==== Dataset entries ====

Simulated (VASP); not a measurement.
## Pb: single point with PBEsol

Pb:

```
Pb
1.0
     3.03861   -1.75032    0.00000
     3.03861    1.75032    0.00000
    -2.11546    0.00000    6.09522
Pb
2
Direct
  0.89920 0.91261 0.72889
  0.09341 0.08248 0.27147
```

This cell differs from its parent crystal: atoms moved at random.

====

_Activity_.
Your response should consist of the data above, duplicated exactly.

_Exercise result_.
Simulated (VASP); not a measurement.
## Pb: single point with PBEsol

Pb:

```
Pb
1.0
     3.03861   -1.75032    0.00000
     3.03861    1.75032    0.00000
    -2.11546    0.00000    6.09522
Pb
2
Direct
  0.89920 0.91261 0.72889
  0.09341 0.08248 0.27147
```

This cell differs from its parent crystal: atoms moved at random.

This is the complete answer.